### TASK ITEM
Beginning with the opening line, restate the following material exactly, up through the line that contains "Left out are".

>>

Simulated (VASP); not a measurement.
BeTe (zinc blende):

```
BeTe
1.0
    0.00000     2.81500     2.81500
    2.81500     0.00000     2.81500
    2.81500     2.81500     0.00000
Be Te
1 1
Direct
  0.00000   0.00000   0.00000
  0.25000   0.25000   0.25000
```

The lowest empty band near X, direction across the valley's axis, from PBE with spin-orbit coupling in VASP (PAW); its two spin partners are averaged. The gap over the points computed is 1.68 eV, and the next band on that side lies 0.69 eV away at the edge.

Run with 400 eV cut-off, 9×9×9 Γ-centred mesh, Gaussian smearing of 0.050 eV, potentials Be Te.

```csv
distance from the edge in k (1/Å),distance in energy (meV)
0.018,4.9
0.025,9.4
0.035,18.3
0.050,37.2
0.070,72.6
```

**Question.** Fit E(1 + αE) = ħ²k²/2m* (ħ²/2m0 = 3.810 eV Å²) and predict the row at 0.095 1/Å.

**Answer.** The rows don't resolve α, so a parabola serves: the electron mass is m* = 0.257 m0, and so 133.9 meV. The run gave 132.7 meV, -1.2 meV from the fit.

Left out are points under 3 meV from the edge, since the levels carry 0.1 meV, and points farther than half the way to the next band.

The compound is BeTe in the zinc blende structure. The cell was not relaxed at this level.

<<

### TASK ANSWER
Simulated (VASP); not a measurement.
BeTe (zinc blende):

```
BeTe
1.0
    0.00000     2.81500     2.81500
    2.81500     0.00000     2.81500
    2.81500     2.81500     0.00000
Be Te
1 1
Direct
  0.00000   0.00000   0.00000
  0.25000   0.25000   0.25000
```

The lowest empty band near X, direction across the valley's axis, from PBE with spin-orbit coupling in VASP (PAW); its two spin partners are averaged. The gap over the points computed is 1.68 eV, and the next band on that side lies 0.69 eV away at the edge.

Run with 400 eV cut-off, 9×9×9 Γ-centred mesh, Gaussian smearing of 0.050 eV, potentials Be Te.

```csv
distance from the edge in k (1/Å),distance in energy (meV)
0.018,4.9
0.025,9.4
0.035,18.3
0.050,37.2
0.070,72.6
```

**Question.** Fit E(1 + αE) = ħ²k²/2m* (ħ²/2m0 = 3.810 eV Å²) and predict the row at 0.095 1/Å.

**Answer.** The rows don't resolve α, so a parabola serves: the electron mass is m* = 0.257 m0, and so 133.9 meV. The run gave 132.7 meV, -1.2 meV from the fit.

Left out are points under 3 meV from the edge, since the levels carry 0.1 meV, and points farther than half the way to the next band.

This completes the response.